┌──

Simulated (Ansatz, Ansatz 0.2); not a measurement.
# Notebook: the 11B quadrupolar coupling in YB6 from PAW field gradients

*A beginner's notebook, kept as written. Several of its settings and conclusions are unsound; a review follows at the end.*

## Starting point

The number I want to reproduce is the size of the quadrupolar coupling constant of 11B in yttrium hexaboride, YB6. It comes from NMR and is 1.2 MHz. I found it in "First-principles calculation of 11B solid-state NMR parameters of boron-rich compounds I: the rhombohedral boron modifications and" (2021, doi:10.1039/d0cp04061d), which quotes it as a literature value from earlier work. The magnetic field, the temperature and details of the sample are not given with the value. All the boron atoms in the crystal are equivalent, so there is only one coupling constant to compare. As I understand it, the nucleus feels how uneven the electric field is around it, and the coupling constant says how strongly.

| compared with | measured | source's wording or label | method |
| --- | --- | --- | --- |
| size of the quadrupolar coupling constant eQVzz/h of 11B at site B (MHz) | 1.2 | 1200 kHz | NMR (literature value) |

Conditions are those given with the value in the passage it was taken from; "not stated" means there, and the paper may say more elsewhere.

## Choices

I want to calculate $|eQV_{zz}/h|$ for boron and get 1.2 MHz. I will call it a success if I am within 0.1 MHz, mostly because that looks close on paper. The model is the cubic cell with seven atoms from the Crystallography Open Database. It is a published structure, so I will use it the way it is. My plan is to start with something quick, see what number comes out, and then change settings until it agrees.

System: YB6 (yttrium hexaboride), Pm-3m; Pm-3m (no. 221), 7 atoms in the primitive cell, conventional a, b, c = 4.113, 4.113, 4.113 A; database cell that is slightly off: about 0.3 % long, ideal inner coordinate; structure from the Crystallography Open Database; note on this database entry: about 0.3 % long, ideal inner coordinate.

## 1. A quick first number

└──

- **Assigned task**: Please set down all of the data above again, matching it exactly.

- **Exercise solution**:
Simulated (Ansatz, Ansatz 0.2); not a measurement.
# Notebook: the 11B quadrupolar coupling in YB6 from PAW field gradients

*A beginner's notebook, kept as written. Several of its settings and conclusions are unsound; a review follows at the end.*

## Starting point

The number I want to reproduce is the size of the quadrupolar coupling constant of 11B in yttrium hexaboride, YB6. It comes from NMR and is 1.2 MHz. I found it in "First-principles calculation of 11B solid-state NMR parameters of boron-rich compounds I: the rhombohedral boron modifications and" (2021, doi:10.1039/d0cp04061d), which quotes it as a literature value from earlier work. The magnetic field, the temperature and details of the sample are not given with the value. All the boron atoms in the crystal are equivalent, so there is only one coupling constant to compare. As I understand it, the nucleus feels how uneven the electric field is around it, and the coupling constant says how strongly.

| compared with | measured | source's wording or label | method |
| --- | --- | --- | --- |
| size of the quadrupolar coupling constant eQVzz/h of 11B at site B (MHz) | 1.2 | 1200 kHz | NMR (literature value) |

Conditions are those given with the value in the passage it was taken from; "not stated" means there, and the paper may say more elsewhere.

## Choices

I want to calculate $|eQV_{zz}/h|$ for boron and get 1.2 MHz. I will call it a success if I am within 0.1 MHz, mostly because that looks close on paper. The model is the cubic cell with seven atoms from the Crystallography Open Database. It is a published structure, so I will use it the way it is. My plan is to start with something quick, see what number comes out, and then change settings until it agrees.

System: YB6 (yttrium hexaboride), Pm-3m; Pm-3m (no. 221), 7 atoms in the primitive cell, conventional a, b, c = 4.113, 4.113, 4.113 A; database cell that is slightly off: about 0.3 % long, ideal inner coordinate; structure from the Crystallography Open Database; note on this database entry: about 0.3 % long, ideal inner coordinate.

## 1. A quick first number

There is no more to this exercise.